* [Brief] Repeat the entries that follow from start to finish, keeping every character.

>>>>>

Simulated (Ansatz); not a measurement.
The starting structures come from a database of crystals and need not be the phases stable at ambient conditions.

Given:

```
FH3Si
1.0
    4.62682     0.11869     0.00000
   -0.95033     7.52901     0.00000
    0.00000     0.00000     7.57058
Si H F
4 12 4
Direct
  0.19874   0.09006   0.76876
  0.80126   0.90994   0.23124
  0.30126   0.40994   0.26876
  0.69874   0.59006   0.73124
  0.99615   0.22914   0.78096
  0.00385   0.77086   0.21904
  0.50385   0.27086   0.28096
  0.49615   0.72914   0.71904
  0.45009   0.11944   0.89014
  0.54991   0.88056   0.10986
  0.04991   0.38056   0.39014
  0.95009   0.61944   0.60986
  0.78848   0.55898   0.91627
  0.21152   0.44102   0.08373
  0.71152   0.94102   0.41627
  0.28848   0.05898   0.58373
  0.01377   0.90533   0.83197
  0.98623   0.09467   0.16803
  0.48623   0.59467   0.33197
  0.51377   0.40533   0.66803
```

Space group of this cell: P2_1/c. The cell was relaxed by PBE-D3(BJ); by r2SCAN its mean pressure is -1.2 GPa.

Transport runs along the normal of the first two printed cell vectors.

<<<<<

* [Worked solution]
Simulated (Ansatz); not a measurement.
The starting structures come from a database of crystals and need not be the phases stable at ambient conditions.

Given:

```
FH3Si
1.0
    4.62682     0.11869     0.00000
   -0.95033     7.52901     0.00000
    0.00000     0.00000     7.57058
Si H F
4 12 4
Direct
  0.19874   0.09006   0.76876
  0.80126   0.90994   0.23124
  0.30126   0.40994   0.26876
  0.69874   0.59006   0.73124
  0.99615   0.22914   0.78096
  0.00385   0.77086   0.21904
  0.50385   0.27086   0.28096
  0.49615   0.72914   0.71904
  0.45009   0.11944   0.89014
  0.54991   0.88056   0.10986
  0.04991   0.38056   0.39014
  0.95009   0.61944   0.60986
  0.78848   0.55898   0.91627
  0.21152   0.44102   0.08373
  0.71152   0.94102   0.41627
  0.28848   0.05898   0.58373
  0.01377   0.90533   0.83197
  0.98623   0.09467   0.16803
  0.48623   0.59467   0.33197
  0.51377   0.40533   0.66803
```

Space group of this cell: P2_1/c. The cell was relaxed by PBE-D3(BJ); by r2SCAN its mean pressure is -1.2 GPa.

Transport runs along the normal of the first two printed cell vectors.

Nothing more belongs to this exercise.